MATERIAL SUPPLIED
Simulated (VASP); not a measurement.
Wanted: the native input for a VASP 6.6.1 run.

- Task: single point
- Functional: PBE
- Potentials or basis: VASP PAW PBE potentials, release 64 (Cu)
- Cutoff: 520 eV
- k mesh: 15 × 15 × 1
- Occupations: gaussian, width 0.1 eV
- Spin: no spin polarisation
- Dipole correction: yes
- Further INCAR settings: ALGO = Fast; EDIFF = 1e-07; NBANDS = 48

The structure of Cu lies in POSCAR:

ACTIVITY
The records above must be transcribed in full, word for word.

YOUR SOLUTION
Simulated (VASP); not a measurement.
Wanted: the native input for a VASP 6.6.1 run.

- Task: single point
- Functional: PBE
- Potentials or basis: VASP PAW PBE potentials, release 64 (Cu)
- Cutoff: 520 eV
- k mesh: 15 × 15 × 1
- Occupations: gaussian, width 0.1 eV
- Spin: no spin polarisation
- Dipole correction: yes
- Further INCAR settings: ALGO = Fast; EDIFF = 1e-07; NBANDS = 48

The structure of Cu lies in POSCAR:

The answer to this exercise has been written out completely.